**Work task**. Please repeat the listing exactly, starting at its first line and stopping after the line that contains "1.83, 0.26] μB".

**Records shown**.
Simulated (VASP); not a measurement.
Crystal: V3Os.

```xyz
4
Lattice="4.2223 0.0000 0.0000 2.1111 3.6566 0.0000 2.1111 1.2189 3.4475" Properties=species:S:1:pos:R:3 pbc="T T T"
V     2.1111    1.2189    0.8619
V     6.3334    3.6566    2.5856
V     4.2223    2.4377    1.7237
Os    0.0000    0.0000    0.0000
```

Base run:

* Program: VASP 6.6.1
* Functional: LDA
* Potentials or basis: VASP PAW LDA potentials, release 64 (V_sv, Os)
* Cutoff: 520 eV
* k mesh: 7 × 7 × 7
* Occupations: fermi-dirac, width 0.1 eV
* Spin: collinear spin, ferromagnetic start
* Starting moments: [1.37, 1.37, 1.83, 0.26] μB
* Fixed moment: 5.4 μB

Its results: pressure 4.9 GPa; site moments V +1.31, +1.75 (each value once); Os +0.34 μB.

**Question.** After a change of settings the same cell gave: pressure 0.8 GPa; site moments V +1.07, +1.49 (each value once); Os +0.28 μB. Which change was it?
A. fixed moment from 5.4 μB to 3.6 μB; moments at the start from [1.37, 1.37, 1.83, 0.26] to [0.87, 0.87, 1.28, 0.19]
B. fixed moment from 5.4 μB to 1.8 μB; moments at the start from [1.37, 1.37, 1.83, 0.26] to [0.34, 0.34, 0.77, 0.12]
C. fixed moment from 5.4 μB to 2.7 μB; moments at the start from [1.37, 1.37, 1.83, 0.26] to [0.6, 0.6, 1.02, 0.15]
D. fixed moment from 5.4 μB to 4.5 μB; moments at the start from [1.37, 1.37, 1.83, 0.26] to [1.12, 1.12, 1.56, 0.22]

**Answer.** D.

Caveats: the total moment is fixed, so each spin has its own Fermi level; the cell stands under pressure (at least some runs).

**Result**.
Simulated (VASP); not a measurement.
Crystal: V3Os.

```xyz
4
Lattice="4.2223 0.0000 0.0000 2.1111 3.6566 0.0000 2.1111 1.2189 3.4475" Properties=species:S:1:pos:R:3 pbc="T T T"
V     2.1111    1.2189    0.8619
V     6.3334    3.6566    2.5856
V     4.2223    2.4377    1.7237
Os    0.0000    0.0000    0.0000
```

Base run:

* Program: VASP 6.6.1
* Functional: LDA
* Potentials or basis: VASP PAW LDA potentials, release 64 (V_sv, Os)
* Cutoff: 520 eV
* k mesh: 7 × 7 × 7
* Occupations: fermi-dirac, width 0.1 eV
* Spin: collinear spin, ferromagnetic start
* Starting moments: [1.37, 1.37, 1.83, 0.26] μB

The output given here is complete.